▶

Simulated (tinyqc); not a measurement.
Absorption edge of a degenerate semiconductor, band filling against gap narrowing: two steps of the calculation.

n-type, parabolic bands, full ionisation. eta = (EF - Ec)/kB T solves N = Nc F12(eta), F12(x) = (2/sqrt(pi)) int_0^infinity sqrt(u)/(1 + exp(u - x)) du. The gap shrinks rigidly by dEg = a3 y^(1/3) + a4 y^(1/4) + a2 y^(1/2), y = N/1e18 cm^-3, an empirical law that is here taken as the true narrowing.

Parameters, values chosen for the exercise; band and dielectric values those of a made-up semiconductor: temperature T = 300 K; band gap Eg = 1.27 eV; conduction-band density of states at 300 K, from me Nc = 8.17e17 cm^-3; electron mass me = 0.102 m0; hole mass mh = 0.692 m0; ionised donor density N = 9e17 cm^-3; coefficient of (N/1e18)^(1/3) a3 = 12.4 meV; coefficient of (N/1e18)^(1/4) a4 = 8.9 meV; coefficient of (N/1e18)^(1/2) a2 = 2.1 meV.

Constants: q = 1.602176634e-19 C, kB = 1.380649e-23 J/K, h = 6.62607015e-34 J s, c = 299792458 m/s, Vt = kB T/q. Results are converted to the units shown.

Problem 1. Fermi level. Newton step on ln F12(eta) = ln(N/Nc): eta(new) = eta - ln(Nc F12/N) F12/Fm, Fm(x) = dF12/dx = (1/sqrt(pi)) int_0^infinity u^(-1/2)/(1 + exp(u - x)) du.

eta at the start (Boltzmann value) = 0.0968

◀

[Work instruction]: Return only the lines spanning from the first line of the material through the line with "n-type, parabolic bands, full", copied exactly, both ends kept.

[Answer area]:
Simulated (tinyqc); not a measurement.
Absorption edge of a degenerate semiconductor, band filling against gap narrowing: two steps of the calculation.

n-type, parabolic bands, full ionisation. eta = (EF - Ec)/kB T solves N = Nc F12(eta), F12(x) = (2/sqrt(pi)) int_0^infinity sqrt(u)/(1 + exp(u - x)) du. The gap shrinks rigidly by dEg = a3 y^(1/3) + a4 y^(1/4) + a2 y^(1/2), y = N/1e18 cm^-3, an empirical law that is here taken as the true narrowing.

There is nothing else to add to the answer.